------ DATA PROVIDED ------

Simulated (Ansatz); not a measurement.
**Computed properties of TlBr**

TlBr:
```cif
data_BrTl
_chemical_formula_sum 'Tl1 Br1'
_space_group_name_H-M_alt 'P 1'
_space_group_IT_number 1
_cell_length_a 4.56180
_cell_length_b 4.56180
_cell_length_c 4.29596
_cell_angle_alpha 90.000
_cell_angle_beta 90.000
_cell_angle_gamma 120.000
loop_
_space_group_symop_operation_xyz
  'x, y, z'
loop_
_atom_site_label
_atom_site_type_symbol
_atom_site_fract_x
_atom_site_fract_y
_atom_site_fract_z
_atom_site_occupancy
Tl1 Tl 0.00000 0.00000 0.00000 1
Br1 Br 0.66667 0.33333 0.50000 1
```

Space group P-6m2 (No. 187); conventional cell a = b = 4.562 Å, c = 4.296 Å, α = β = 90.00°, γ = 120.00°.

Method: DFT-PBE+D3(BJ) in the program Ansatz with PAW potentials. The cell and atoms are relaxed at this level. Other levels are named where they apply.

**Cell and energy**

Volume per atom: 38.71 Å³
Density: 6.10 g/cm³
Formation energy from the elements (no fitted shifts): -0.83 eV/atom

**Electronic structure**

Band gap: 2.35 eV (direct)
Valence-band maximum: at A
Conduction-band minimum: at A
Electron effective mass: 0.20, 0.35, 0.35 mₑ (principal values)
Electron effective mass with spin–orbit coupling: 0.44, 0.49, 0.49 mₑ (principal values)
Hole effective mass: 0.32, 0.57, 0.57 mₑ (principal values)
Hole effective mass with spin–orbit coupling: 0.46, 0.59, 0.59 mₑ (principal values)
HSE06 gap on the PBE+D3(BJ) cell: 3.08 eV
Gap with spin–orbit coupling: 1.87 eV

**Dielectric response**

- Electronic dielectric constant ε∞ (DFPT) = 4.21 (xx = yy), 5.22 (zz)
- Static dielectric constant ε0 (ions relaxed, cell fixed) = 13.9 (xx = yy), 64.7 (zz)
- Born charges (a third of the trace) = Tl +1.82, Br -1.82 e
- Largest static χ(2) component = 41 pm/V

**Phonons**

------

# [WORK ITEM]
Extract from the records above the lines from the one containing "- Born charges" to the one containing "- Largest static χ(2) component = 41 pm/V", both lines included, exactly as they appear and with nothing else.

# [TASK ANSWER]
- Born charges (a third of the trace) = Tl +1.82, Br -1.82 e
- Largest static χ(2) component = 41 pm/V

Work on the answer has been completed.